## Excerpted records
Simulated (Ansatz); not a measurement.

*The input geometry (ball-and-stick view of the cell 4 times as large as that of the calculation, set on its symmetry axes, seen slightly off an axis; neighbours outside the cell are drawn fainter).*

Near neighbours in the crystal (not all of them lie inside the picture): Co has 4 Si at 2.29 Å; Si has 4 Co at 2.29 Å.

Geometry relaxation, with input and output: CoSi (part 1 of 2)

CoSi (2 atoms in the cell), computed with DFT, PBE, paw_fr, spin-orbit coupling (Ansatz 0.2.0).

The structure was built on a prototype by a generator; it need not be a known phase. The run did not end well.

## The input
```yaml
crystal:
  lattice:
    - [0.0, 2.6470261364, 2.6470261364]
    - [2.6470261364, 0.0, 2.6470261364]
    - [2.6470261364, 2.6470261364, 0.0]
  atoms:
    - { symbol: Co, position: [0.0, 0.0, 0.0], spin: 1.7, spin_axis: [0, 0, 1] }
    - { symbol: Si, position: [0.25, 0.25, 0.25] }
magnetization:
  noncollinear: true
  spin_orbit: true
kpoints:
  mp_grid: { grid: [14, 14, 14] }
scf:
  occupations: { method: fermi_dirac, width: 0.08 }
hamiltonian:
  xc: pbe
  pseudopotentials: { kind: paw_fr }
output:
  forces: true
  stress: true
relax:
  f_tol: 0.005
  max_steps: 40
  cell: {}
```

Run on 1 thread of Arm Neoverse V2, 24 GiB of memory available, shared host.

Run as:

## Work instruction
When the line containing "Geometry relaxation, with" is reached, include it and stop. Until then, output each line of the entries exactly as given, starting from the first.

## Written solution
Simulated (Ansatz); not a measurement.

*The input geometry (ball-and-stick view of the cell 4 times as large as that of the calculation, set on its symmetry axes, seen slightly off an axis; neighbours outside the cell are drawn fainter).*

Near neighbours in the crystal (not all of them lie inside the picture): Co has 4 Si at 2.29 Å; Si has 4 Co at 2.29 Å.

Geometry relaxation, with input and output: CoSi (part 1 of 2)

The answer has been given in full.